◆ ACTION ITEM
From the listing below, reproduce word for word the part that opens with the line containing "Alike in all" and closes with the line containing "Caveats: the cell"; reproduce nothing else.

(INFORMATION Opens)

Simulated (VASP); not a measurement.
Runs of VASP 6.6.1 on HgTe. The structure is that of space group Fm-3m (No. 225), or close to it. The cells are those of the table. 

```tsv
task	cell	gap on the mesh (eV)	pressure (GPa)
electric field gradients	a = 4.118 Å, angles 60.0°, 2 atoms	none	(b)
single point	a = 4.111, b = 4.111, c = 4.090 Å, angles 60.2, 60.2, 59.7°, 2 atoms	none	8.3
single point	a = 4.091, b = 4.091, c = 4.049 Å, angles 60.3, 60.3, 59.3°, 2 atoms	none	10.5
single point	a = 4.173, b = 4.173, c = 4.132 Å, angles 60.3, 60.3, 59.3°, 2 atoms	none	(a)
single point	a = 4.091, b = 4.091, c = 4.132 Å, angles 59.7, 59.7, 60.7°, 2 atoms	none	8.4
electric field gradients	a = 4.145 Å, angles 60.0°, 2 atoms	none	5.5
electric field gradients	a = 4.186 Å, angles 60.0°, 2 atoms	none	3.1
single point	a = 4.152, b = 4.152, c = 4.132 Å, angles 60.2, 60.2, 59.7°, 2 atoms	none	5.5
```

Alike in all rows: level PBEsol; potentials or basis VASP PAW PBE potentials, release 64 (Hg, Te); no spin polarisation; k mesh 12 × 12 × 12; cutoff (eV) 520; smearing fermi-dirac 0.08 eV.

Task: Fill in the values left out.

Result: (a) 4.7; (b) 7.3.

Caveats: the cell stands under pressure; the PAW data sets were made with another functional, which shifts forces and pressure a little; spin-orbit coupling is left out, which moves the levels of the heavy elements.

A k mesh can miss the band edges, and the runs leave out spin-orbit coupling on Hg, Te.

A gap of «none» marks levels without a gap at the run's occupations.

(INFORMATION Closes)

◆ YOUR SOLUTION
Alike in all rows: level PBEsol; potentials or basis VASP PAW PBE potentials, release 64 (Hg, Te); no spin polarisation; k mesh 12 × 12 × 12; cutoff (eV) 520; smearing fermi-dirac 0.08 eV.

Task: Fill in the values left out.

Result: (a) 4.7; (b) 7.3.

Caveats: the cell stands under pressure; the PAW data sets were made with another functional, which shifts forces and pressure a little; spin-orbit coupling is left out, which moves the levels of the heavy elements.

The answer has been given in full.